— EXERCISE —
Please copy out all the data. Every detail stays the same.

— STUDY MATERIAL —
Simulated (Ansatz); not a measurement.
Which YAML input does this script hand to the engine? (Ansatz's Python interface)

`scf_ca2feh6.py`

— PROBLEM SOLUTION —
Simulated (Ansatz); not a measurement.
Which YAML input does this script hand to the engine? (Ansatz's Python interface)

`scf_ca2feh6.py`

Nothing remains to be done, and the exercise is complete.